-- STORED DATA follows --

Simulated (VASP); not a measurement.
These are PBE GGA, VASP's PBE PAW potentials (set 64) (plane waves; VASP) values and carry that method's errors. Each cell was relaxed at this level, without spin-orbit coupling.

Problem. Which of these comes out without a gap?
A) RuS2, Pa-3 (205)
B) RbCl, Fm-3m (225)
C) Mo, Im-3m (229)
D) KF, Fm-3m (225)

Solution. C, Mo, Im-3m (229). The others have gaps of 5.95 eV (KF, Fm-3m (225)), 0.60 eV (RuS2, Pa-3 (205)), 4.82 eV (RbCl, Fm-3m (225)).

-- STORED DATA concluded --

ACTION ITEM:
From the start of the data to the line that holds "D) KF, Fm-3m (225)", retype each line exactly, with both ends included.

TASK RESPONSE:
Simulated (VASP); not a measurement.
These are PBE GGA, VASP's PBE PAW potentials (set 64) (plane waves; VASP) values and carry that method's errors. Each cell was relaxed at this level, without spin-orbit coupling.

Problem. Which of these comes out without a gap?
A) RuS2, Pa-3 (205)
B) RbCl, Fm-3m (225)
C) Mo, Im-3m (229)
D) KF, Fm-3m (225)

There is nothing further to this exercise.